■ Assignment ■
Starting at the top of the entries below, set down each line exactly as written, and stop after the line containing "['1.137e-14', '1.137e-14', '1.380e-14']".

■ Study material ■
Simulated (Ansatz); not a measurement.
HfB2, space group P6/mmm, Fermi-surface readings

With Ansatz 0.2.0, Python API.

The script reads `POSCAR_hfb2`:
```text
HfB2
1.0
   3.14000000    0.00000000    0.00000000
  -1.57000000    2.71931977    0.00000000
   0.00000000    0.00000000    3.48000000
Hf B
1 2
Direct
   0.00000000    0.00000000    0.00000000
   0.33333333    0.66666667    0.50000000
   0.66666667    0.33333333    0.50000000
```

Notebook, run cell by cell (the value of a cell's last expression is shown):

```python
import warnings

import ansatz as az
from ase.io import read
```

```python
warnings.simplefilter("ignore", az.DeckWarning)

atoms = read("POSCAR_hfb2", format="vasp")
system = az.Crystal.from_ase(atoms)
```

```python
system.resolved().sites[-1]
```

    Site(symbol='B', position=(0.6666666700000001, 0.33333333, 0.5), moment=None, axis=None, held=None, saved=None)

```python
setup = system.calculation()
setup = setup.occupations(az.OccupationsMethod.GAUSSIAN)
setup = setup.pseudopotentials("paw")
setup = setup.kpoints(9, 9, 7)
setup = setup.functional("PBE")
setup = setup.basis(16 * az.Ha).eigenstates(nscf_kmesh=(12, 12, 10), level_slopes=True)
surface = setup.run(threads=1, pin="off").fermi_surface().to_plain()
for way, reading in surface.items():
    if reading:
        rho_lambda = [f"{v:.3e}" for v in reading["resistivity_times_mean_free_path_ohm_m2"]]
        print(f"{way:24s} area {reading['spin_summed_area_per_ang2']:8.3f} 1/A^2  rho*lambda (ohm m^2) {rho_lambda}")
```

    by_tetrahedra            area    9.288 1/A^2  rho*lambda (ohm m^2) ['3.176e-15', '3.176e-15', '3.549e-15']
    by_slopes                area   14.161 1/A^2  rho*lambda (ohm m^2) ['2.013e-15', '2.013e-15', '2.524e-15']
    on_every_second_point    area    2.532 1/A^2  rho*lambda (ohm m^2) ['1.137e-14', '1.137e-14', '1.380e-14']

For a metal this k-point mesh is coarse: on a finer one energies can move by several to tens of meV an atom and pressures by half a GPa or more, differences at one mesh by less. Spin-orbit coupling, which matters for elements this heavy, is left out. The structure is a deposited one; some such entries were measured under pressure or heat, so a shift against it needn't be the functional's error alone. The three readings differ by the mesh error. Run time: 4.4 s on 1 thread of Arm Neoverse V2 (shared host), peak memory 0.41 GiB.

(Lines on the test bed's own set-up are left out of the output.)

■ Problem solution ■
Simulated (Ansatz); not a measurement.
HfB2, space group P6/mmm, Fermi-surface readings

With Ansatz 0.2.0, Python API.

The script reads `POSCAR_hfb2`:
```text
HfB2
1.0
   3.14000000    0.00000000    0.00000000
  -1.57000000    2.71931977    0.00000000
   0.00000000    0.00000000    3.48000000
Hf B
1 2
Direct
   0.00000000    0.00000000    0.00000000
   0.33333333    0.66666667    0.50000000
   0.66666667    0.33333333    0.50000000
```

Notebook, run cell by cell (the value of a cell's last expression is shown):

```python
import warnings

import ansatz as az
from ase.io import read
```

```python
warnings.simplefilter("ignore", az.DeckWarning)

atoms = read("POSCAR_hfb2", format="vasp")
system = az.Crystal.from_ase(atoms)
```

```python
system.resolved().sites[-1]
```

    Site(symbol='B', position=(0.6666666700000001, 0.33333333, 0.5), moment=None, axis=None, held=None, saved=None)

```python
setup = system.calculation()
setup = setup.occupations(az.OccupationsMethod.GAUSSIAN)
setup = setup.pseudopotentials("paw")
setup = setup.kpoints(9, 9, 7)
setup = setup.functional("PBE")
setup = setup.basis(16 * az.Ha).eigenstates(nscf_kmesh=(12, 12, 10), level_slopes=True)
surface = setup.run(threads=1, pin="off").fermi_surface().to_plain()
for way, reading in surface.items():
    if reading:
        rho_lambda = [f"{v:.3e}" for v in reading["resistivity_times_mean_free_path_ohm_m2"]]
        print(f"{way:24s} area {reading['spin_summed_area_per_ang2']:8.3f} 1/A^2  rho*lambda (ohm m^2) {rho_lambda}")
```

    by_tetrahedra            area    9.288 1/A^2  rho*lambda (ohm m^2) ['3.176e-15', '3.176e-15', '3.549e-15']
    by_slopes                area   14.161 1/A^2  rho*lambda (ohm m^2) ['2.013e-15', '2.013e-15', '2.524e-15']
    on_every_second_point    area    2.532 1/A^2  rho*lambda (ohm m^2) ['1.137e-14', '1.137e-14', '1.380e-14']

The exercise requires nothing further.